=== WORK ITEM ===
Would you copy the full listing that follows without changing a thing?

=== EXTRACTED ENTRIES ===
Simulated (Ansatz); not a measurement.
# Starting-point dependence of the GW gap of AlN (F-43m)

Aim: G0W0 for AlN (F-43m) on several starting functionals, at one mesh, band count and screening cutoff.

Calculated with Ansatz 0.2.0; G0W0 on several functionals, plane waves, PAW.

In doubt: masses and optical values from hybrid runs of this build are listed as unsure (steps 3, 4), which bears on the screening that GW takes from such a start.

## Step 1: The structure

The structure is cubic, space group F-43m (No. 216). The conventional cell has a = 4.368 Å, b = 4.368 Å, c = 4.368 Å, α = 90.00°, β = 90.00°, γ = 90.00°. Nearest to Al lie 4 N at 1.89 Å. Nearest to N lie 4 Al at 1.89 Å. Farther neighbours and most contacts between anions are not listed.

=== YOUR SOLUTION ===
Simulated (Ansatz); not a measurement.
# Starting-point dependence of the GW gap of AlN (F-43m)

Aim: G0W0 for AlN (F-43m) on several starting functionals, at one mesh, band count and screening cutoff.

Calculated with Ansatz 0.2.0; G0W0 on several functionals, plane waves, PAW.

In doubt: masses and optical values from hybrid runs of this build are listed as unsure (steps 3, 4), which bears on the screening that GW takes from such a start.

## Step 1: The structure

The structure is cubic, space group F-43m (No. 216). The conventional cell has a = 4.368 Å, b = 4.368 Å, c = 4.368 Å, α = 90.00°, β = 90.00°, γ = 90.00°. Nearest to Al lie 4 N at 1.89 Å. Nearest to N lie 4 Al at 1.89 Å. Farther neighbours and most contacts between anions are not listed.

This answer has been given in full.